**WORK REQUEST**
Your reply should contain every record, restated word for word.

**SUPPLIED RECORDS**
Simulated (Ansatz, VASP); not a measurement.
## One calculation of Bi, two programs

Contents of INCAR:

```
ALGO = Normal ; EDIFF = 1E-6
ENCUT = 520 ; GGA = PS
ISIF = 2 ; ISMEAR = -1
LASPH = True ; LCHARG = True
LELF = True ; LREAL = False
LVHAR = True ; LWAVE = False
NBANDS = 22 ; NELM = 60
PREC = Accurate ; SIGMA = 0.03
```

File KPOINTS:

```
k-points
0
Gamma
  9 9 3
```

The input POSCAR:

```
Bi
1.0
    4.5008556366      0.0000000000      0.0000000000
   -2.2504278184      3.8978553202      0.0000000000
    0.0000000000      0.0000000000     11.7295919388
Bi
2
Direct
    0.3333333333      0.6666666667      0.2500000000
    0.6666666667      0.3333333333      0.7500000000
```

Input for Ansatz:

**ANSWER SECTION**
Simulated (Ansatz, VASP); not a measurement.
## One calculation of Bi, two programs

Contents of INCAR:

```
ALGO = Normal ; EDIFF = 1E-6
ENCUT = 520 ; GGA = PS
ISIF = 2 ; ISMEAR = -1
LASPH = True ; LCHARG = True
LELF = True ; LREAL = False
LVHAR = True ; LWAVE = False
NBANDS = 22 ; NELM = 60
PREC = Accurate ; SIGMA = 0.03
```

File KPOINTS:

```
k-points
0
Gamma
  9 9 3
```

The input POSCAR:

```
Bi
1.0
    4.5008556366      0.0000000000      0.0000000000
   -2.2504278184      3.8978553202      0.0000000000
    0.0000000000      0.0000000000     11.7295919388
Bi
2
Direct
    0.3333333333      0.6666666667      0.2500000000
    0.6666666667      0.3333333333      0.7500000000
```

Input for Ansatz:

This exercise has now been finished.